RECORD EXCERPTS Block Start
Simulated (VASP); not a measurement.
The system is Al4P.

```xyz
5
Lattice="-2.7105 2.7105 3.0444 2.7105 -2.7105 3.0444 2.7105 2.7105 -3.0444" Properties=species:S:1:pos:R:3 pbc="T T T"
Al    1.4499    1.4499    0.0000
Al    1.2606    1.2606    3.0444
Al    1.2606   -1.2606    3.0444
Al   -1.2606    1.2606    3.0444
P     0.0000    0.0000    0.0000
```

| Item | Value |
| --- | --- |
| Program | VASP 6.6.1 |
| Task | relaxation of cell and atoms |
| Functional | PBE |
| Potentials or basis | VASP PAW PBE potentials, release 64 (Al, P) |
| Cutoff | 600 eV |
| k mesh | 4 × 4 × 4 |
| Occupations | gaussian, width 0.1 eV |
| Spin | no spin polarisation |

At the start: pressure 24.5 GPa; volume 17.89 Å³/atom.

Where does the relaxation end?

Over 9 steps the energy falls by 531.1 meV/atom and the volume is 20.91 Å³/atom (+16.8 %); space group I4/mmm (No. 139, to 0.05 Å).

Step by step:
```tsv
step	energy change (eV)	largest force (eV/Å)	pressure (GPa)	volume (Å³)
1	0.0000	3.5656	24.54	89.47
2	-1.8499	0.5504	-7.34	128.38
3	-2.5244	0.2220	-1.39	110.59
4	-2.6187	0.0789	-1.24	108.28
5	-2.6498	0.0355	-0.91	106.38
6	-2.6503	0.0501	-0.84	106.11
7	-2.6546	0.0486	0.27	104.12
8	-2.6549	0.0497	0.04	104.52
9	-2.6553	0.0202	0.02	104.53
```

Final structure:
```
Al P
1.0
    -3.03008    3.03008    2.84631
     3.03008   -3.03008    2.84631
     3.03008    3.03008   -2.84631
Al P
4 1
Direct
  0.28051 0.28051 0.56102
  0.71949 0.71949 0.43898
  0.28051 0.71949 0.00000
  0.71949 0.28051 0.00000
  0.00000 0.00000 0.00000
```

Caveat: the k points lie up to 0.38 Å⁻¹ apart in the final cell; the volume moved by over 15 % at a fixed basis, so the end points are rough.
RECORD EXCERPTS Block End

* **WORK REQUEST**
Retype only the stretch of lines above starting at the one with "and atoms |" and stopping at the one with "At the start: pressure", exactly as written, with both kept.

* **TASK RESPONSE**
| Task | relaxation of cell and atoms |
| Functional | PBE |
| Potentials or basis | VASP PAW PBE potentials, release 64 (Al, P) |
| Cutoff | 600 eV |
| k mesh | 4 × 4 × 4 |
| Occupations | gaussian, width 0.1 eV |
| Spin | no spin polarisation |

At the start: pressure 24.5 GPa; volume 17.89 Å³/atom.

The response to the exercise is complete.